■ STUDY MATERIAL ■
----------

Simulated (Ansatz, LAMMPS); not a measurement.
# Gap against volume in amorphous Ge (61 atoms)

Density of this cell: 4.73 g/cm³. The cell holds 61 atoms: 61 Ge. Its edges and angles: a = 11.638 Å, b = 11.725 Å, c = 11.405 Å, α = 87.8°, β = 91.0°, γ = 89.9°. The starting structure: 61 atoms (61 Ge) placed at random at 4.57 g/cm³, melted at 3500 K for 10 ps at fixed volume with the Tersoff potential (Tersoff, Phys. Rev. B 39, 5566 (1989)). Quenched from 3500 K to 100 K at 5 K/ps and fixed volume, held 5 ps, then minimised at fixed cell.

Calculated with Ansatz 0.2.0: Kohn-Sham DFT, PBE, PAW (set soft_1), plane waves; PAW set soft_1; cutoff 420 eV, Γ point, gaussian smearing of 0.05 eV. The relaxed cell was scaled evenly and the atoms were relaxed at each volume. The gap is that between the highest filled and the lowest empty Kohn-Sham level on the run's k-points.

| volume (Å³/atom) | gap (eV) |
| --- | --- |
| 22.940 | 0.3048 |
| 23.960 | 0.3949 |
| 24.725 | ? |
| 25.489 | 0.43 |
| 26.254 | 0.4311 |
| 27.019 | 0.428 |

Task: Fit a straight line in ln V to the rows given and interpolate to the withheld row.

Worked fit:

----------

■ ASSIGNMENT ■
Restate verbatim the first line above and all lines after it through the line containing "# Gap against"; omit the rest.

■ WRITTEN RESPONSE ■
Simulated (Ansatz, LAMMPS); not a measurement.
# Gap against volume in amorphous Ge (61 atoms)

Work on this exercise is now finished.